Exercise
Output exactly, with nothing added, the entries from the first line through the line with "- gap on the k-mesh: 0 eV".

-- Opening Marker --

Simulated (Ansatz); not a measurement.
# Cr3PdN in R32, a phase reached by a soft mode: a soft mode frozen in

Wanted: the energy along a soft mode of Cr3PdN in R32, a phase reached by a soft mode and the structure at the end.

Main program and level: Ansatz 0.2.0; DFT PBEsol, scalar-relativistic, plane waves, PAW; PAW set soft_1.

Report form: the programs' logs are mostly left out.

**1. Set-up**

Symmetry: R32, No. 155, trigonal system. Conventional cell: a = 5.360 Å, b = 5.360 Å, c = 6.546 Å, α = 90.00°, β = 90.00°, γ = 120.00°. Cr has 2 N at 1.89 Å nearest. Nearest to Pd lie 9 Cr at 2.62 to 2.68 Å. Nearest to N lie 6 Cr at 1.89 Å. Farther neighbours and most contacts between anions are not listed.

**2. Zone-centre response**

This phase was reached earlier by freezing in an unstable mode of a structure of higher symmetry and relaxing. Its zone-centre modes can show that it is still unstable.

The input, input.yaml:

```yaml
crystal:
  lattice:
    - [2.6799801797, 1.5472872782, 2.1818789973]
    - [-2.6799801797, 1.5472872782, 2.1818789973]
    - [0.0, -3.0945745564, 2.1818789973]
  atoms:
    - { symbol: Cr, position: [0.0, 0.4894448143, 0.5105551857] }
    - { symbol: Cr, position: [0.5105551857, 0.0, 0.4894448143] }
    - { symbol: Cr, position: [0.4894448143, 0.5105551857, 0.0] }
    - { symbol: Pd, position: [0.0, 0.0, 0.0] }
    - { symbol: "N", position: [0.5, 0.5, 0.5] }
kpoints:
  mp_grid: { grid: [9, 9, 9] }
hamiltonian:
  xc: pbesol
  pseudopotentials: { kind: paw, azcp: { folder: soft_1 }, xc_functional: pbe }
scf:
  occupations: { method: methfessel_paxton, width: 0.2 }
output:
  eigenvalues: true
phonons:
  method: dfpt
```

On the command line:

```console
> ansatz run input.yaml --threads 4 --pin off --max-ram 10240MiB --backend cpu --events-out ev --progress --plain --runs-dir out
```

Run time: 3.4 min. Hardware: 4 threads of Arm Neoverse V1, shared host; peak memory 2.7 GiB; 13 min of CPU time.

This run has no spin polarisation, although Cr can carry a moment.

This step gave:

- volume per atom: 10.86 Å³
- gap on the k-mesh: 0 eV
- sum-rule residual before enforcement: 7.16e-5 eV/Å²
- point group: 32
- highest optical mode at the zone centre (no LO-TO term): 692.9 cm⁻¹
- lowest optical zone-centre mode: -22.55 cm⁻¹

-- Closing Marker --

Exercise solution
Simulated (Ansatz); not a measurement.
# Cr3PdN in R32, a phase reached by a soft mode: a soft mode frozen in

Wanted: the energy along a soft mode of Cr3PdN in R32, a phase reached by a soft mode and the structure at the end.

Main program and level: Ansatz 0.2.0; DFT PBEsol, scalar-relativistic, plane waves, PAW; PAW set soft_1.

Report form: the programs' logs are mostly left out.

**1. Set-up**

Symmetry: R32, No. 155, trigonal system. Conventional cell: a = 5.360 Å, b = 5.360 Å, c = 6.546 Å, α = 90.00°, β = 90.00°, γ = 120.00°. Cr has 2 N at 1.89 Å nearest. Nearest to Pd lie 9 Cr at 2.62 to 2.68 Å. Nearest to N lie 6 Cr at 1.89 Å. Farther neighbours and most contacts between anions are not listed.

**2. Zone-centre response**

This phase was reached earlier by freezing in an unstable mode of a structure of higher symmetry and relaxing. Its zone-centre modes can show that it is still unstable.

The input, input.yaml:

```yaml
crystal:
  lattice:
    - [2.6799801797, 1.5472872782, 2.1818789973]
    - [-2.6799801797, 1.5472872782, 2.1818789973]
    - [0.0, -3.0945745564, 2.1818789973]
  atoms:
    - { symbol: Cr, position: [0.0, 0.4894448143, 0.5105551857] }
    - { symbol: Cr, position: [0.5105551857, 0.0, 0.4894448143] }
    - { symbol: Cr, position: [0.4894448143, 0.5105551857, 0.0] }
    - { symbol: Pd, position: [0.0, 0.0, 0.0] }
    - { symbol: "N", position: [0.5, 0.5, 0.5] }
kpoints:
  mp_grid: { grid: [9, 9, 9] }
hamiltonian:
  xc: pbesol
  pseudopotentials: { kind: paw, azcp: { folder: soft_1 }, xc_functional: pbe }
scf:
  occupations: { method: methfessel_paxton, width: 0.2 }
output:
  eigenvalues: true
phonons:
  method: dfpt
```

On the command line:

```console
> ansatz run input.yaml --threads 4 --pin off --max-ram 10240MiB --backend cpu --events-out ev --progress --plain --runs-dir out
```

Run time: 3.4 min. Hardware: 4 threads of Arm Neoverse V1, shared host; peak memory 2.7 GiB; 13 min of CPU time.

This run has no spin polarisation, although Cr can carry a moment.

This step gave:

- volume per atom: 10.86 Å³
- gap on the k-mesh: 0 eV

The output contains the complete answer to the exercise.